■ Excerpted records
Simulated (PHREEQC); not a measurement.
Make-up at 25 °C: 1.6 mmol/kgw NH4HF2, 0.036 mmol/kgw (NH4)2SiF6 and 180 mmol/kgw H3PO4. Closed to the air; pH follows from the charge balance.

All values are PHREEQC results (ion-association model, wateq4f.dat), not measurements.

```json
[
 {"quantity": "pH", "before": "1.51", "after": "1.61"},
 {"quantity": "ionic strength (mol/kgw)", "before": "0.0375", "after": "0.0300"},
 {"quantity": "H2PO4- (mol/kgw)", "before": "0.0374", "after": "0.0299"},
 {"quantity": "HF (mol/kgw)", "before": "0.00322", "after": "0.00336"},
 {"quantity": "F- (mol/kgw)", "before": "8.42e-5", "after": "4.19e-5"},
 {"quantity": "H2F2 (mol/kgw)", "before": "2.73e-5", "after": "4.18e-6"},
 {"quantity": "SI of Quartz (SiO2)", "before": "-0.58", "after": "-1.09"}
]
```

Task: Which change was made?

■ Assigned task
Return the full data above, line for line.

■ Problem solution
Simulated (PHREEQC); not a measurement.
Make-up at 25 °C: 1.6 mmol/kgw NH4HF2, 0.036 mmol/kgw (NH4)2SiF6 and 180 mmol/kgw H3PO4. Closed to the air; pH follows from the charge balance.

All values are PHREEQC results (ion-association model, wateq4f.dat), not measurements.

```json
[
 {"quantity": "pH", "before": "1.51", "after": "1.61"},
 {"quantity": "ionic strength (mol/kgw)", "before": "0.0375", "after": "0.0300"},
 {"quantity": "H2PO4- (mol/kgw)", "before": "0.0374", "after": "0.0299"},
 {"quantity": "HF (mol/kgw)", "before": "0.00322", "after": "0.00336"},
 {"quantity": "F- (mol/kgw)", "before": "8.42e-5", "after": "4.19e-5"},
 {"quantity": "H2F2 (mol/kgw)", "before": "2.73e-5", "after": "4.18e-6"},
 {"quantity": "SI of Quartz (SiO2)", "before": "-0.58", "after": "-1.09"}
]
```

Task: Which change was made?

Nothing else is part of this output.